= = =
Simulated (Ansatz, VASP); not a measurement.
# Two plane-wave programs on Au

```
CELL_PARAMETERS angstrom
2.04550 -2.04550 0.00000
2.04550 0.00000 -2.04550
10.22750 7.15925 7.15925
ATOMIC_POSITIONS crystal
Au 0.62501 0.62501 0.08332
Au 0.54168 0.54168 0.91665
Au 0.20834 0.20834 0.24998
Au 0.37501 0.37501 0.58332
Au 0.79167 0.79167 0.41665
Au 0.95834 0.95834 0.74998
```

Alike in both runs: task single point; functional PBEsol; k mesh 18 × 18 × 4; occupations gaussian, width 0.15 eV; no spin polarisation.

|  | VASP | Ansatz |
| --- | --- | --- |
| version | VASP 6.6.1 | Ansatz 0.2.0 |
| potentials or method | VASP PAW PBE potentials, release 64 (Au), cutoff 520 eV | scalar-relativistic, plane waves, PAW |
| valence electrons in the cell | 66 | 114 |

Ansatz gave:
= = =

Exact lines only, please: output the listing from the first line to the line with "cell | 66 | 114 |", both included.

Simulated (Ansatz, VASP); not a measurement.
# Two plane-wave programs on Au

```
CELL_PARAMETERS angstrom
2.04550 -2.04550 0.00000
2.04550 0.00000 -2.04550
10.22750 7.15925 7.15925
ATOMIC_POSITIONS crystal
Au 0.62501 0.62501 0.08332
Au 0.54168 0.54168 0.91665
Au 0.20834 0.20834 0.24998
Au 0.37501 0.37501 0.58332
Au 0.79167 0.79167 0.41665
Au 0.95834 0.95834 0.74998
```

Alike in both runs: task single point; functional PBEsol; k mesh 18 × 18 × 4; occupations gaussian, width 0.15 eV; no spin polarisation.

|  | VASP | Ansatz |
| --- | --- | --- |
| version | VASP 6.6.1 | Ansatz 0.2.0 |
| potentials or method | VASP PAW PBE potentials, release 64 (Au), cutoff 520 eV | scalar-relativistic, plane waves, PAW |
| valence electrons in the cell | 66 | 114 |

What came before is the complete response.